*** Block opens ***
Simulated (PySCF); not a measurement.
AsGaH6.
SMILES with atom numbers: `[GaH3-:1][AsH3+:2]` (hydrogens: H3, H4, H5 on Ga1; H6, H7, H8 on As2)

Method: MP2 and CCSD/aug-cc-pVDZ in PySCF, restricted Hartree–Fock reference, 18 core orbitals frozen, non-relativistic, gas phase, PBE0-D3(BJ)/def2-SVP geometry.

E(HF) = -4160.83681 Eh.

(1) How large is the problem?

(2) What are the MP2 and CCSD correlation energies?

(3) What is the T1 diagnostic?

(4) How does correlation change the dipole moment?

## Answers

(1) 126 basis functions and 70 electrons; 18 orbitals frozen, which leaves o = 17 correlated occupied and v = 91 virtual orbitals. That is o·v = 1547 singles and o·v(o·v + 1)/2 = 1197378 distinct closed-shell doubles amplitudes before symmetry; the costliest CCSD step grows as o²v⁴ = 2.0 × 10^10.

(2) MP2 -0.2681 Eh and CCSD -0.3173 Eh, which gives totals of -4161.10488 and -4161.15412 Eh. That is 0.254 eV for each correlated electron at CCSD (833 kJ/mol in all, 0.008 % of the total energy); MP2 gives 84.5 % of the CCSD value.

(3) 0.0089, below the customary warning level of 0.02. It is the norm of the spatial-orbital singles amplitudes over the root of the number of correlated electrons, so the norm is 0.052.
*** Block closes ***

The answer should repeat every line of the listing exactly.

§ Written solution
Simulated (PySCF); not a measurement.
AsGaH6.
SMILES with atom numbers: `[GaH3-:1][AsH3+:2]` (hydrogens: H3, H4, H5 on Ga1; H6, H7, H8 on As2)

Method: MP2 and CCSD/aug-cc-pVDZ in PySCF, restricted Hartree–Fock reference, 18 core orbitals frozen, non-relativistic, gas phase, PBE0-D3(BJ)/def2-SVP geometry.

E(HF) = -4160.83681 Eh.

(1) How large is the problem?

(2) What are the MP2 and CCSD correlation energies?

(3) What is the T1 diagnostic?

(4) How does correlation change the dipole moment?

## Answers

(1) 126 basis functions and 70 electrons; 18 orbitals frozen, which leaves o = 17 correlated occupied and v = 91 virtual orbitals. That is o·v = 1547 singles and o·v(o·v + 1)/2 = 1197378 distinct closed-shell doubles amplitudes before symmetry; the costliest CCSD step grows as o²v⁴ = 2.0 × 10^10.

(2) MP2 -0.2681 Eh and CCSD -0.3173 Eh, which gives totals of -4161.10488 and -4161.15412 Eh. That is 0.254 eV for each correlated electron at CCSD (833 kJ/mol in all, 0.008 % of the total energy); MP2 gives 84.5 % of the CCSD value.

(3) 0.0089, below the customary warning level of 0.02. It is the norm of the spatial-orbital singles amplitudes over the root of the number of correlated electrons, so the norm is 0.052.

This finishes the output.